[Source data]
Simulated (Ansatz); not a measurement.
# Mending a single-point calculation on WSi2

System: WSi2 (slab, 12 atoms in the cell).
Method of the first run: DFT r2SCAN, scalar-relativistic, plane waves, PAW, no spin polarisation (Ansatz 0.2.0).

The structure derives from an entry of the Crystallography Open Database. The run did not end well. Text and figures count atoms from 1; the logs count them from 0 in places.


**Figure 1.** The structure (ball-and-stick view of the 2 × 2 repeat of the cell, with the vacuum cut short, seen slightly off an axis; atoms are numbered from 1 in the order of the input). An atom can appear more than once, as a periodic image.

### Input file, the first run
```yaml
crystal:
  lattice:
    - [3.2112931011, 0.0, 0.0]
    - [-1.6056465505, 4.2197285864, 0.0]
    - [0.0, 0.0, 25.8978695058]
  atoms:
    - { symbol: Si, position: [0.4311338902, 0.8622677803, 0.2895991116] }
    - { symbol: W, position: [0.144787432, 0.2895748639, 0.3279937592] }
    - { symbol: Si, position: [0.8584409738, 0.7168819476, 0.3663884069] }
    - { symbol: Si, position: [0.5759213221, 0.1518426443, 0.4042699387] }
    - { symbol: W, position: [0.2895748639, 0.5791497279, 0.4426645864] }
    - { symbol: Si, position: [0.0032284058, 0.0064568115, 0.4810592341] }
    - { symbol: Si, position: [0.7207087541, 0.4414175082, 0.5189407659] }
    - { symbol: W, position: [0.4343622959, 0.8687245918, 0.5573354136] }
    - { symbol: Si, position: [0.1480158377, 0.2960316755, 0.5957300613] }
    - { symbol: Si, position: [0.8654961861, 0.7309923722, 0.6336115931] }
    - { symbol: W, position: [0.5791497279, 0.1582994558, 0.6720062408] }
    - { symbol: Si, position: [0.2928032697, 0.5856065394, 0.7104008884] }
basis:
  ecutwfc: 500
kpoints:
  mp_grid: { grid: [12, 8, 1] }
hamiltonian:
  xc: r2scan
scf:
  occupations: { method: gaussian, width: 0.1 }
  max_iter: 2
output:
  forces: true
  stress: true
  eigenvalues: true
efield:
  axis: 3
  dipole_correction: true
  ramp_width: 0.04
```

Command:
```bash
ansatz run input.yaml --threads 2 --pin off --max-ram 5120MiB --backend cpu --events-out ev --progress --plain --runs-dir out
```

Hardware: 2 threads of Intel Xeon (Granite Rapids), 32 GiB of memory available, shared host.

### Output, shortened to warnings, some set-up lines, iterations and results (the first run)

[Task item]
The lines needed are the ones from the first line of the entries through the line that contains "Method of the", given again without any change.

[Written reply]
Simulated (Ansatz); not a measurement.
# Mending a single-point calculation on WSi2

System: WSi2 (slab, 12 atoms in the cell).
Method of the first run: DFT r2SCAN, scalar-relativistic, plane waves, PAW, no spin polarisation (Ansatz 0.2.0).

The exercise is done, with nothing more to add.